▸ **Work request**: The records that follow need to be output exactly as they are.

***

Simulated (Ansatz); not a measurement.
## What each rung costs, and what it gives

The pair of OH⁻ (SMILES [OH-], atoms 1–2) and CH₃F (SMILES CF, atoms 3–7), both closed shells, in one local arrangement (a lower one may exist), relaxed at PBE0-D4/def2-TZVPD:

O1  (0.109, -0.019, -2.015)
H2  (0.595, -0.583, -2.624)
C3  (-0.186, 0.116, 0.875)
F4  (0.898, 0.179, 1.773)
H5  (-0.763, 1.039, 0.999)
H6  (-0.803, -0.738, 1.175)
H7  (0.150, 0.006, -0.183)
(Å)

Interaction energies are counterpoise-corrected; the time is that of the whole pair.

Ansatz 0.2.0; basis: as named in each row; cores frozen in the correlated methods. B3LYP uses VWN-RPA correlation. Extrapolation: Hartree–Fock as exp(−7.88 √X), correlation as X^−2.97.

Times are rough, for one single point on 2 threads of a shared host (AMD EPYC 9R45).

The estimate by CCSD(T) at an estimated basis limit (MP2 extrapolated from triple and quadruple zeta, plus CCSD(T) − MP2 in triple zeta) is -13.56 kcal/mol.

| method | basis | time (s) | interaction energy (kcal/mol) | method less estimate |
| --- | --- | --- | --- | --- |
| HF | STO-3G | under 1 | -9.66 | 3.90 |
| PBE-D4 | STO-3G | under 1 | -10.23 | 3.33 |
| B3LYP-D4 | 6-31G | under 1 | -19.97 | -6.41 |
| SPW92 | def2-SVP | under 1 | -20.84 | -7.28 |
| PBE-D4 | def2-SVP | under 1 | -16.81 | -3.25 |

***

▸ **Exercise output**:
Simulated (Ansatz); not a measurement.
## What each rung costs, and what it gives

The pair of OH⁻ (SMILES [OH-], atoms 1–2) and CH₃F (SMILES CF, atoms 3–7), both closed shells, in one local arrangement (a lower one may exist), relaxed at PBE0-D4/def2-TZVPD:

O1  (0.109, -0.019, -2.015)
H2  (0.595, -0.583, -2.624)
C3  (-0.186, 0.116, 0.875)
F4  (0.898, 0.179, 1.773)
H5  (-0.763, 1.039, 0.999)
H6  (-0.803, -0.738, 1.175)
H7  (0.150, 0.006, -0.183)
(Å)

Interaction energies are counterpoise-corrected; the time is that of the whole pair.

Ansatz 0.2.0; basis: as named in each row; cores frozen in the correlated methods. B3LYP uses VWN-RPA correlation. Extrapolation: Hartree–Fock as exp(−7.88 √X), correlation as X^−2.97.

Times are rough, for one single point on 2 threads of a shared host (AMD EPYC 9R45).

The estimate by CCSD(T) at an estimated basis limit (MP2 extrapolated from triple and quadruple zeta, plus CCSD(T) − MP2 in triple zeta) is -13.56 kcal/mol.

| method | basis | time (s) | interaction energy (kcal/mol) | method less estimate |
| --- | --- | --- | --- | --- |
| HF | STO-3G | under 1 | -9.66 | 3.90 |
| PBE-D4 | STO-3G | under 1 | -10.23 | 3.33 |
| B3LYP-D4 | 6-31G | under 1 | -19.97 | -6.41 |
| SPW92 | def2-SVP | under 1 | -20.84 | -7.28 |
| PBE-D4 | def2-SVP | under 1 | -16.81 | -3.25 |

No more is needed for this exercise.